Each line from the opening of the records that follow to the line with "Steps of a relaxation of [Gd(H2S)2]3+" needs to be written out exactly. Add nothing.

———

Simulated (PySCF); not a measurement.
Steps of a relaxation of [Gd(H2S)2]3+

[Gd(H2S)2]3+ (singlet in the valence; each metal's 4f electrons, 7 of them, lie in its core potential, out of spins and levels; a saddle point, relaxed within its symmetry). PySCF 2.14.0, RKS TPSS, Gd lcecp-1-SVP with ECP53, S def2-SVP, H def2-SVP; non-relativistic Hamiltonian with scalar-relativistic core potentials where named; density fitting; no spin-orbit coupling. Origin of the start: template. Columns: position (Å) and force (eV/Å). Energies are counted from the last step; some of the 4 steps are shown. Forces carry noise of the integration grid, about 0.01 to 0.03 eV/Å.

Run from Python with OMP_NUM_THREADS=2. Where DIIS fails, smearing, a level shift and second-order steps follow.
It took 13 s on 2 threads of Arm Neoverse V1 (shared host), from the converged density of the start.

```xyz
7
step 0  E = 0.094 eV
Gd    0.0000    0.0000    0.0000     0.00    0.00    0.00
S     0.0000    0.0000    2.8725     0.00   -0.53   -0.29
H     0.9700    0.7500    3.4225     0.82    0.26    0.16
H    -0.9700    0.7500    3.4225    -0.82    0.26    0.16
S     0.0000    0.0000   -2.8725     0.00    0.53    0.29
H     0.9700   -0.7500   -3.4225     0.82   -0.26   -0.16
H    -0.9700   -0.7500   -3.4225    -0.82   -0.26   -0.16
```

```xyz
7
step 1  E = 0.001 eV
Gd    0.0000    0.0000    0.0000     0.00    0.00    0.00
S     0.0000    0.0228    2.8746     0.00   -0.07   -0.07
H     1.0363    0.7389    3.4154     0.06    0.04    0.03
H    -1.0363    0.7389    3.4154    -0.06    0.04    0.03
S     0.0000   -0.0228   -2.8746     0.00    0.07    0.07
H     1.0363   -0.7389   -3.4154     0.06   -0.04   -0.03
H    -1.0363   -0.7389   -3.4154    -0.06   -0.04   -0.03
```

———

### Task solution:
Simulated (PySCF); not a measurement.
Steps of a relaxation of [Gd(H2S)2]3+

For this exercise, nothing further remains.